◇ ◇ ◇ ◇
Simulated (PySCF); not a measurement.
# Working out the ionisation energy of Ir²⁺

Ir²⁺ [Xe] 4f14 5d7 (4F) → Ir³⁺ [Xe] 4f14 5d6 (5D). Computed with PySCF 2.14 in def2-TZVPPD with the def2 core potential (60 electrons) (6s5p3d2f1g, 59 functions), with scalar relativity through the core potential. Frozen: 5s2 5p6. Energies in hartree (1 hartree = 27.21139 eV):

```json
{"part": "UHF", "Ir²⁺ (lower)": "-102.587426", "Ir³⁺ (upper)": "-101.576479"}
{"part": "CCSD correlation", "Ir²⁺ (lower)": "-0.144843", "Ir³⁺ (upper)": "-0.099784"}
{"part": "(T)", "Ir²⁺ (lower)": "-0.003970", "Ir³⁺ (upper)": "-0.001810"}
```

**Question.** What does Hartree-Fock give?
◇ ◇ ◇ ◇

▶ **WORK TASK**: Each record has to be given again exactly as written.

▶ **ANSWER BOX**:
Simulated (PySCF); not a measurement.
# Working out the ionisation energy of Ir²⁺

Ir²⁺ [Xe] 4f14 5d7 (4F) → Ir³⁺ [Xe] 4f14 5d6 (5D). Computed with PySCF 2.14 in def2-TZVPPD with the def2 core potential (60 electrons) (6s5p3d2f1g, 59 functions), with scalar relativity through the core potential. Frozen: 5s2 5p6. Energies in hartree (1 hartree = 27.21139 eV):

```json
{"part": "UHF", "Ir²⁺ (lower)": "-102.587426", "Ir³⁺ (upper)": "-101.576479"}
{"part": "CCSD correlation", "Ir²⁺ (lower)": "-0.144843", "Ir³⁺ (upper)": "-0.099784"}
{"part": "(T)", "Ir²⁺ (lower)": "-0.003970", "Ir³⁺ (upper)": "-0.001810"}
```

**Question.** What does Hartree-Fock give?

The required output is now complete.